━━━━━━━━━━━━━━━━━━━━
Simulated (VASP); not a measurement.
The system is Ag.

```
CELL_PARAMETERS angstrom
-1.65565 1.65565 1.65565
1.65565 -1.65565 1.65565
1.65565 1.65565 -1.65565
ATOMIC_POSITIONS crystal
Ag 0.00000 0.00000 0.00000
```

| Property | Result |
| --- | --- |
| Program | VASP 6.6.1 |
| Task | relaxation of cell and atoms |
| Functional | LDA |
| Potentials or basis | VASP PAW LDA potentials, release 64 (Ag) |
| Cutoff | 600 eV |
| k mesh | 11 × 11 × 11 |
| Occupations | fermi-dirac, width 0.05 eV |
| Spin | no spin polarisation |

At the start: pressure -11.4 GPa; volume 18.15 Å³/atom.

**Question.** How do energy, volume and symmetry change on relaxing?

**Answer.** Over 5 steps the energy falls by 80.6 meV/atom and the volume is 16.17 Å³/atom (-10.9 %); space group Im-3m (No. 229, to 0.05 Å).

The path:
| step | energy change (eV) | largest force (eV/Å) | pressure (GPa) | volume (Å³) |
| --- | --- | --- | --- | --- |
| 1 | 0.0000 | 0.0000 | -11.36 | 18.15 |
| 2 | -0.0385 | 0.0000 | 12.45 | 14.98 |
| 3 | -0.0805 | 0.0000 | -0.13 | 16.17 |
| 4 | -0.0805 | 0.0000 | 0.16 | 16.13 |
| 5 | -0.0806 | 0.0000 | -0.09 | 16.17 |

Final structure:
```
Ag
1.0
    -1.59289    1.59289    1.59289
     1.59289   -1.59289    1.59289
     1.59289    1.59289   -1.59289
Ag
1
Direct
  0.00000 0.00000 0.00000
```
━━━━━━━━━━━━━━━━━━━━

> **WORK TASK**:
Take from the material above the lines running from the one with "release 64 (Ag) |" through the one with "12.45 | 14.98 |", and repeat them exactly, with nothing else.

> **YOUR SOLUTION**:
| Potentials or basis | VASP PAW LDA potentials, release 64 (Ag) |
| Cutoff | 600 eV |
| k mesh | 11 × 11 × 11 |
| Occupations | fermi-dirac, width 0.05 eV |
| Spin | no spin polarisation |

At the start: pressure -11.4 GPa; volume 18.15 Å³/atom.

**Question.** How do energy, volume and symmetry change on relaxing?

**Answer.** Over 5 steps the energy falls by 80.6 meV/atom and the volume is 16.17 Å³/atom (-10.9 %); space group Im-3m (No. 229, to 0.05 Å).

The path:
| step | energy change (eV) | largest force (eV/Å) | pressure (GPa) | volume (Å³) |
| --- | --- | --- | --- | --- |
| 1 | 0.0000 | 0.0000 | -11.36 | 18.15 |
| 2 | -0.0385 | 0.0000 | 12.45 | 14.98 |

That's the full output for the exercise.